Brief - Repeat precisely the span of lines below that opens with the line containing "All values are" and closes with the line containing "D, H2SO4 from 0.0017 to 0.00017 mol/kgw", both included.

+--

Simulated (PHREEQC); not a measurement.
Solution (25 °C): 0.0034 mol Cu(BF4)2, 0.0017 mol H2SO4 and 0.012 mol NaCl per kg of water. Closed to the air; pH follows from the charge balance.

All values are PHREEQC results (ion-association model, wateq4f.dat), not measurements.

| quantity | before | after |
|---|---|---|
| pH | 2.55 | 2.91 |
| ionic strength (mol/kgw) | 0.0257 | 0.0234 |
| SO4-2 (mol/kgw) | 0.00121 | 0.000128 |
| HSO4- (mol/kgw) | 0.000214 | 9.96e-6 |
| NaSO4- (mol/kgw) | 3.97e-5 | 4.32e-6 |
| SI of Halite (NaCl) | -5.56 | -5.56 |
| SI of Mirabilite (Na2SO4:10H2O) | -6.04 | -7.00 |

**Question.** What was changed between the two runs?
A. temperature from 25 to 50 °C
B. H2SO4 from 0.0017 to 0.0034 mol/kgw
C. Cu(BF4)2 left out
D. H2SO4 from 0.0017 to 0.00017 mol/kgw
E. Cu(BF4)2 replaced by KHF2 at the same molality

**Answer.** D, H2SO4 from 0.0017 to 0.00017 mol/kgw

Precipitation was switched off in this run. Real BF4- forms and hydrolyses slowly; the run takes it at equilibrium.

+--

Response area -
All values are PHREEQC results (ion-association model, wateq4f.dat), not measurements.

| quantity | before | after |
|---|---|---|
| pH | 2.55 | 2.91 |
| ionic strength (mol/kgw) | 0.0257 | 0.0234 |
| SO4-2 (mol/kgw) | 0.00121 | 0.000128 |
| HSO4- (mol/kgw) | 0.000214 | 9.96e-6 |
| NaSO4- (mol/kgw) | 3.97e-5 | 4.32e-6 |
| SI of Halite (NaCl) | -5.56 | -5.56 |
| SI of Mirabilite (Na2SO4:10H2O) | -6.04 | -7.00 |

**Question.** What was changed between the two runs?
A. temperature from 25 to 50 °C
B. H2SO4 from 0.0017 to 0.0034 mol/kgw
C. Cu(BF4)2 left out
D. H2SO4 from 0.0017 to 0.00017 mol/kgw
E. Cu(BF4)2 replaced by KHF2 at the same molality

**Answer.** D, H2SO4 from 0.0017 to 0.00017 mol/kgw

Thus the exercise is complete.